>>>>

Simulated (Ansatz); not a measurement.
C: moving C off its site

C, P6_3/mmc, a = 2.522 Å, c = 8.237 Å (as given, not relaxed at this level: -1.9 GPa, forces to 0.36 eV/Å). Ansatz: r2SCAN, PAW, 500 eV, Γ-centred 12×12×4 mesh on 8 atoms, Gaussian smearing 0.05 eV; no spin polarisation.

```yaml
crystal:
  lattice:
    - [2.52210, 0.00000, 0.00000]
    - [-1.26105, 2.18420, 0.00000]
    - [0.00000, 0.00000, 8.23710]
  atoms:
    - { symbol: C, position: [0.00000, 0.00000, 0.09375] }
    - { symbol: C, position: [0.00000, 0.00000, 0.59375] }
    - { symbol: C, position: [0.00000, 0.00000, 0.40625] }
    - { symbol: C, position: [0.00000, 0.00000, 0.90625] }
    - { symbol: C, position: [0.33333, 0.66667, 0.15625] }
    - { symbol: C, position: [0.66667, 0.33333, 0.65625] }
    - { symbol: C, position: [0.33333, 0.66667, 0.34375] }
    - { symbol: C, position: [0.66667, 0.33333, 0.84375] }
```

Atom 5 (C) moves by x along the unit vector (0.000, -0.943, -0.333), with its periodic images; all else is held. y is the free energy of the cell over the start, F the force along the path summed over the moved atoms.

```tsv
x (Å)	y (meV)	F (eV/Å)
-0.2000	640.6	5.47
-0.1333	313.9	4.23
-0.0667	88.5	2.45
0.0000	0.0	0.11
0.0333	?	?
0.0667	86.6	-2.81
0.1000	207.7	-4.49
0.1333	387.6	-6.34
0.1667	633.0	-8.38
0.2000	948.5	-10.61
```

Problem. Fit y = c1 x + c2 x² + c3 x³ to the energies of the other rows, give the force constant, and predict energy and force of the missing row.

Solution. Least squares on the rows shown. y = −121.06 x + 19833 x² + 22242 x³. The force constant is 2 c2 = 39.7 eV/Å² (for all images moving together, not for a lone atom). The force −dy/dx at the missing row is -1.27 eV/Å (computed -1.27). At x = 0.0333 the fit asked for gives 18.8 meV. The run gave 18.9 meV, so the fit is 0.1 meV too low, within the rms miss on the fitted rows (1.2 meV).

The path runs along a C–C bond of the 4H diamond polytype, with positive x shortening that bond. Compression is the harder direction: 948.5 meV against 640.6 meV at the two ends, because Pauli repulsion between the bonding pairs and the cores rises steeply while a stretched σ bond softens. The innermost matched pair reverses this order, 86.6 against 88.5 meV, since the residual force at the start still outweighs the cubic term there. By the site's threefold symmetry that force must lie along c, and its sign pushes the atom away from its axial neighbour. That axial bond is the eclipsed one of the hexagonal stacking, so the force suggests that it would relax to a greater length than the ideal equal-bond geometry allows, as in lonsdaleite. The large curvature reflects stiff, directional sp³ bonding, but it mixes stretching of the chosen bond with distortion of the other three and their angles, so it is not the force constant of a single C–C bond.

<<<<

_Work item_
Nothing but an exact copy of the lines from the first one above through the line holding "C: moving C off its site" should be returned.

_Solution_
Simulated (Ansatz); not a measurement.
C: moving C off its site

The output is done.